[DATA SECTION Boundary: Start]
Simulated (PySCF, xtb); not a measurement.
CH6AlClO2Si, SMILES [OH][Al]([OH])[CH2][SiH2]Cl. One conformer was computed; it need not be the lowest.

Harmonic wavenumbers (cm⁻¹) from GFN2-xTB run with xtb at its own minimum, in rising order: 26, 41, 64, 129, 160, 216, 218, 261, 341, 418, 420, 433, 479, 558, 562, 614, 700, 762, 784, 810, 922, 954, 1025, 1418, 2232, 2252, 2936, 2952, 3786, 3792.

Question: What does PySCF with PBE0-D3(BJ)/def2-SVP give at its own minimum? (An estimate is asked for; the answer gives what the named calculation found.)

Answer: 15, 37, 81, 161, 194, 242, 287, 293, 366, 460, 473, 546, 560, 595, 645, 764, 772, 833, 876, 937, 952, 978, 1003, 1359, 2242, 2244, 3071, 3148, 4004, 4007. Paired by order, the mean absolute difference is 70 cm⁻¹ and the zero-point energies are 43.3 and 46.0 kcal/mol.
[DATA SECTION Boundary: End]

▶ [WORK ITEM] The first line of the entries, the line with "CH6AlClO2Si, SMILES [OH][Al]([OH])[CH2][SiH2]Cl.", and every line between them should be retyped exactly, and nothing else.

▶ [SOLUTION]
Simulated (PySCF, xtb); not a measurement.
CH6AlClO2Si, SMILES [OH][Al]([OH])[CH2][SiH2]Cl. One conformer was computed; it need not be the lowest.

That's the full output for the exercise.